Exactly the lines from the top of the records below through the one containing "how much memory?" must be set down, with no line added or dropped.

..........

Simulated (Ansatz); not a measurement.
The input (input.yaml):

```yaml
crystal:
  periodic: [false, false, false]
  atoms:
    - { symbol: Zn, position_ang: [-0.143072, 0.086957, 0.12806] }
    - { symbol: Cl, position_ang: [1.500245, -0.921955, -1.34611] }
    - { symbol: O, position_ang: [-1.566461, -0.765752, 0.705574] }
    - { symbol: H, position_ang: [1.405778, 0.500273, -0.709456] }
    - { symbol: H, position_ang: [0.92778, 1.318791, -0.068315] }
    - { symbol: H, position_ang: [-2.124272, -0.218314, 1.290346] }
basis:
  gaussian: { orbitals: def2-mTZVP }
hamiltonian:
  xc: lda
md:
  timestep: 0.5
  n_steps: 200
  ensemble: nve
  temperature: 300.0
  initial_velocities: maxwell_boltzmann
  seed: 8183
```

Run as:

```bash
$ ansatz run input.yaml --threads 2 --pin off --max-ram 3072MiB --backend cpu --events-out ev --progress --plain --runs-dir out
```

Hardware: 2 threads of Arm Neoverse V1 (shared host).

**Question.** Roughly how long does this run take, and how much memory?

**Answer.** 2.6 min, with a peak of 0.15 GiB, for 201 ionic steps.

..........

• REPLY:
Simulated (Ansatz); not a measurement.
The input (input.yaml):

```yaml
crystal:
  periodic: [false, false, false]
  atoms:
    - { symbol: Zn, position_ang: [-0.143072, 0.086957, 0.12806] }
    - { symbol: Cl, position_ang: [1.500245, -0.921955, -1.34611] }
    - { symbol: O, position_ang: [-1.566461, -0.765752, 0.705574] }
    - { symbol: H, position_ang: [1.405778, 0.500273, -0.709456] }
    - { symbol: H, position_ang: [0.92778, 1.318791, -0.068315] }
    - { symbol: H, position_ang: [-2.124272, -0.218314, 1.290346] }
basis:
  gaussian: { orbitals: def2-mTZVP }
hamiltonian:
  xc: lda
md:
  timestep: 0.5
  n_steps: 200
  ensemble: nve
  temperature: 300.0
  initial_velocities: maxwell_boltzmann
  seed: 8183
```

Run as:

```bash
$ ansatz run input.yaml --threads 2 --pin off --max-ram 3072MiB --backend cpu --events-out ev --progress --plain --runs-dir out
```

Hardware: 2 threads of Arm Neoverse V1 (shared host).

**Question.** Roughly how long does this run take, and how much memory?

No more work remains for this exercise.